---*---

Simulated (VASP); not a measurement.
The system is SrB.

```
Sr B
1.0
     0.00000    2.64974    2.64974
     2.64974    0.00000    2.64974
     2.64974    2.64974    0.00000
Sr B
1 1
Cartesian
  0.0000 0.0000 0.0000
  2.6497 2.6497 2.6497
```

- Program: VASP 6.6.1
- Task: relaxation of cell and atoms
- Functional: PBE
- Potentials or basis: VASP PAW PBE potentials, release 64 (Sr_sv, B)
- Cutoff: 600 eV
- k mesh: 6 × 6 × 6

---*---

_EXERCISE_
Each of the records is to be written out again without alteration.

_WRITTEN ANSWER_
Simulated (VASP); not a measurement.
The system is SrB.

```
Sr B
1.0
     0.00000    2.64974    2.64974
     2.64974    0.00000    2.64974
     2.64974    2.64974    0.00000
Sr B
1 1
Cartesian
  0.0000 0.0000 0.0000
  2.6497 2.6497 2.6497
```

- Program: VASP 6.6.1
- Task: relaxation of cell and atoms
- Functional: PBE
- Potentials or basis: VASP PAW PBE potentials, release 64 (Sr_sv, B)
- Cutoff: 600 eV
- k mesh: 6 × 6 × 6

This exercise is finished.